-- INFORMATION PROVIDED --
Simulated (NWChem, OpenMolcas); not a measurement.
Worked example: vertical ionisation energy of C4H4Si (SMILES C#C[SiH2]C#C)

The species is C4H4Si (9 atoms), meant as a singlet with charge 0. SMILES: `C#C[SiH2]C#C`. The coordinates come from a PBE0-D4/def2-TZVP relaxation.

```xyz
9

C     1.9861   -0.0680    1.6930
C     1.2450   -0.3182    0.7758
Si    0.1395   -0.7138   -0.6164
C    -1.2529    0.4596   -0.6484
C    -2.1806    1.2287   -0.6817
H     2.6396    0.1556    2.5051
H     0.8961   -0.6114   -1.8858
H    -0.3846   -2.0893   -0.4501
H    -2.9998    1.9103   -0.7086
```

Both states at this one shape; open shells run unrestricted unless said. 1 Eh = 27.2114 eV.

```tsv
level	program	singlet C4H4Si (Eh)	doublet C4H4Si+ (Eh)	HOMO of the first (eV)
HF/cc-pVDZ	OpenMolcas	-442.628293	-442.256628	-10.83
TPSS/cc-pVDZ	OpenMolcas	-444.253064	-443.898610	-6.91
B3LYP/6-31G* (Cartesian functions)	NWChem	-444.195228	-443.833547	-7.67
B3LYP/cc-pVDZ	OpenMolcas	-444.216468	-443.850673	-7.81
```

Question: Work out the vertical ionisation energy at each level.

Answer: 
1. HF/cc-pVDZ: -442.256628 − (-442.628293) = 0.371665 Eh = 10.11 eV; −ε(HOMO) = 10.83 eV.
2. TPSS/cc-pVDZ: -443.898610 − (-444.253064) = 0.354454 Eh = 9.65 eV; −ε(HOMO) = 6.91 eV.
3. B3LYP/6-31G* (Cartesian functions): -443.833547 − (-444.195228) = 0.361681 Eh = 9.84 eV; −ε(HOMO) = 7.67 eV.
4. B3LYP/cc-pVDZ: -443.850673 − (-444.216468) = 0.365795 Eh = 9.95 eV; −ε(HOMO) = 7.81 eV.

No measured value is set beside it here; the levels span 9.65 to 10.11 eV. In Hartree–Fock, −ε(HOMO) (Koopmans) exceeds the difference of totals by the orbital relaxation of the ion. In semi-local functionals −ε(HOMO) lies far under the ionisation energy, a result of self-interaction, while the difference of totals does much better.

-- ASSIGNMENT --
Repeat the lines from the first one in the records through the line containing "4. B3LYP/cc-pVDZ: -443.850673", exactly as written, and nothing else.

-- EXERCISE OUTPUT --
Simulated (NWChem, OpenMolcas); not a measurement.
Worked example: vertical ionisation energy of C4H4Si (SMILES C#C[SiH2]C#C)

The species is C4H4Si (9 atoms), meant as a singlet with charge 0. SMILES: `C#C[SiH2]C#C`. The coordinates come from a PBE0-D4/def2-TZVP relaxation.

```xyz
9

C     1.9861   -0.0680    1.6930
C     1.2450   -0.3182    0.7758
Si    0.1395   -0.7138   -0.6164
C    -1.2529    0.4596   -0.6484
C    -2.1806    1.2287   -0.6817
H     2.6396    0.1556    2.5051
H     0.8961   -0.6114   -1.8858
H    -0.3846   -2.0893   -0.4501
H    -2.9998    1.9103   -0.7086
```

Both states at this one shape; open shells run unrestricted unless said. 1 Eh = 27.2114 eV.

```tsv
level	program	singlet C4H4Si (Eh)	doublet C4H4Si+ (Eh)	HOMO of the first (eV)
HF/cc-pVDZ	OpenMolcas	-442.628293	-442.256628	-10.83
TPSS/cc-pVDZ	OpenMolcas	-444.253064	-443.898610	-6.91
B3LYP/6-31G* (Cartesian functions)	NWChem	-444.195228	-443.833547	-7.67
B3LYP/cc-pVDZ	OpenMolcas	-444.216468	-443.850673	-7.81
```

Question: Work out the vertical ionisation energy at each level.

Answer: 
1. HF/cc-pVDZ: -442.256628 − (-442.628293) = 0.371665 Eh = 10.11 eV; −ε(HOMO) = 10.83 eV.
2. TPSS/cc-pVDZ: -443.898610 − (-444.253064) = 0.354454 Eh = 9.65 eV; −ε(HOMO) = 6.91 eV.
3. B3LYP/6-31G* (Cartesian functions): -443.833547 − (-444.195228) = 0.361681 Eh = 9.84 eV; −ε(HOMO) = 7.67 eV.
4. B3LYP/cc-pVDZ: -443.850673 − (-444.216468) = 0.365795 Eh = 9.95 eV; −ε(HOMO) = 7.81 eV.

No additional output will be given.